———

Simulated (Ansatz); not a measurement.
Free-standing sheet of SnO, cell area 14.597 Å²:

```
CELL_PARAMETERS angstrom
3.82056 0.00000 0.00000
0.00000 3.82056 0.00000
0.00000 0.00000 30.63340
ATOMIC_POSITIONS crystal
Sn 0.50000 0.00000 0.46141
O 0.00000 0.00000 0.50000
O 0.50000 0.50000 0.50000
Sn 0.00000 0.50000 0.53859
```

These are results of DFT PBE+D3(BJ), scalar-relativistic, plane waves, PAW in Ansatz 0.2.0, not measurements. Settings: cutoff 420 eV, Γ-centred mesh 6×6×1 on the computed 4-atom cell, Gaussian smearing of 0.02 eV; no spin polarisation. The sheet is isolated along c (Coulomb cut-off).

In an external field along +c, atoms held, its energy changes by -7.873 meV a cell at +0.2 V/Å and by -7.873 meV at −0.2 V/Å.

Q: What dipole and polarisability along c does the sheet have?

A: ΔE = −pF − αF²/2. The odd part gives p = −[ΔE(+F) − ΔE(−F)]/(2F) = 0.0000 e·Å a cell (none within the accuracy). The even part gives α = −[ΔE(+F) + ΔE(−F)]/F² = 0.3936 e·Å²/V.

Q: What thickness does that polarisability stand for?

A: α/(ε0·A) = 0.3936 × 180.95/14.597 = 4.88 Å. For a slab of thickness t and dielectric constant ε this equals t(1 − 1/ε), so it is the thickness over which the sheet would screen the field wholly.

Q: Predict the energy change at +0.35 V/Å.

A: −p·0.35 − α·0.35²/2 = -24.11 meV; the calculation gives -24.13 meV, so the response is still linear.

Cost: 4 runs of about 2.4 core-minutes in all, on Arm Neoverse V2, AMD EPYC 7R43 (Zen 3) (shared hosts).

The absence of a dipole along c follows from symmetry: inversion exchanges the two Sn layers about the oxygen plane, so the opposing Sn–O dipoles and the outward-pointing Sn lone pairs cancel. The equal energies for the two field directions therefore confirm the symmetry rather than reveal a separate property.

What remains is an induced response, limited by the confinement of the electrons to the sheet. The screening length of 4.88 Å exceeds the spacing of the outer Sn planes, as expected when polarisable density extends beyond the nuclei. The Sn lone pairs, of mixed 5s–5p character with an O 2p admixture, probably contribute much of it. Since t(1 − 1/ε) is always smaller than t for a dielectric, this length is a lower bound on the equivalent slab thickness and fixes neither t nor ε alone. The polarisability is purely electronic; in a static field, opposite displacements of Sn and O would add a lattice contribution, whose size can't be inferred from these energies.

———

In the listing above, find the line containing "Q: What thickness" and the line containing "The absence of". Output them and every line between, exactly, and nothing else.

Q: What thickness does that polarisability stand for?

A: α/(ε0·A) = 0.3936 × 180.95/14.597 = 4.88 Å. For a slab of thickness t and dielectric constant ε this equals t(1 − 1/ε), so it is the thickness over which the sheet would screen the field wholly.

Q: Predict the energy change at +0.35 V/Å.

A: −p·0.35 − α·0.35²/2 = -24.11 meV; the calculation gives -24.13 meV, so the response is still linear.

Cost: 4 runs of about 2.4 core-minutes in all, on Arm Neoverse V2, AMD EPYC 7R43 (Zen 3) (shared hosts).

The absence of a dipole along c follows from symmetry: inversion exchanges the two Sn layers about the oxygen plane, so the opposing Sn–O dipoles and the outward-pointing Sn lone pairs cancel. The equal energies for the two field directions therefore confirm the symmetry rather than reveal a separate property.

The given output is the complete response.